Work instruction - Set down the listing below verbatim, but only from its first line through the line containing "atoms | - | 0.0 |".

──────── Supplied entries

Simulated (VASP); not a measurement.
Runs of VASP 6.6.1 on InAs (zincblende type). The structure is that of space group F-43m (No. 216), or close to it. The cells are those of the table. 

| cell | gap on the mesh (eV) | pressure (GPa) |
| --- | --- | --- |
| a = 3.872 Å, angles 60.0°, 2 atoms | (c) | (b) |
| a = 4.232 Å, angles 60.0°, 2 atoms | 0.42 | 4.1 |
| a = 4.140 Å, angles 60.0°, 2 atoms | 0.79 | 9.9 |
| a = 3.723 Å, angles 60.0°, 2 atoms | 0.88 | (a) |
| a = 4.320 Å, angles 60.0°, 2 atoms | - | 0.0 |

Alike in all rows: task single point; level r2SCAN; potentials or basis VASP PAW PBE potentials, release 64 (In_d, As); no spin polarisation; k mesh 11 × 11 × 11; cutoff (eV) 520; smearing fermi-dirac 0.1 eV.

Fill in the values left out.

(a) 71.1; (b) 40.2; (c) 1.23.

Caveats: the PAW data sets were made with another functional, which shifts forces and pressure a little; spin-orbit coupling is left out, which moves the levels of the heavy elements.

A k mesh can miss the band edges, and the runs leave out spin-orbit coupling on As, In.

────────────────

Response box -
Simulated (VASP); not a measurement.
Runs of VASP 6.6.1 on InAs (zincblende type). The structure is that of space group F-43m (No. 216), or close to it. The cells are those of the table. 

| cell | gap on the mesh (eV) | pressure (GPa) |
| --- | --- | --- |
| a = 3.872 Å, angles 60.0°, 2 atoms | (c) | (b) |
| a = 4.232 Å, angles 60.0°, 2 atoms | 0.42 | 4.1 |
| a = 4.140 Å, angles 60.0°, 2 atoms | 0.79 | 9.9 |
| a = 3.723 Å, angles 60.0°, 2 atoms | 0.88 | (a) |
| a = 4.320 Å, angles 60.0°, 2 atoms | - | 0.0 |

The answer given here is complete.